• _EXERCISE_:
Produce word for word the lines of the data below running from the one that has "The calculation is" to the one that has "## Step 2: A", inclusive, and no others.

• _SOURCE DATA_:
===============
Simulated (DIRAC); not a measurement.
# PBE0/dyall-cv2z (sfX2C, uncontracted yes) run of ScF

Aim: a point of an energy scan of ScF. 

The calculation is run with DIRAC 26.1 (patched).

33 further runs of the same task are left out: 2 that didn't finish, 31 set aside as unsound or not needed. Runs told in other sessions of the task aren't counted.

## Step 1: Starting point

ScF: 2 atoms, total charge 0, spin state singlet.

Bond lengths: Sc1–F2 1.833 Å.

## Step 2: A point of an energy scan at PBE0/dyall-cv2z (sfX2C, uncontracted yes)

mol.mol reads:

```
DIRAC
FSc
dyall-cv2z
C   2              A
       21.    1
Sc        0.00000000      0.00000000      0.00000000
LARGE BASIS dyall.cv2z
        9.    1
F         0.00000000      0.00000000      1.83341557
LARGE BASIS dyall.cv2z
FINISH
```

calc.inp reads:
===============

• _PROBLEM SOLUTION_:
The calculation is run with DIRAC 26.1 (patched).

33 further runs of the same task are left out: 2 that didn't finish, 31 set aside as unsound or not needed. Runs told in other sessions of the task aren't counted.

## Step 1: Starting point

ScF: 2 atoms, total charge 0, spin state singlet.

Bond lengths: Sc1–F2 1.833 Å.

## Step 2: A point of an energy scan at PBE0/dyall-cv2z (sfX2C, uncontracted yes)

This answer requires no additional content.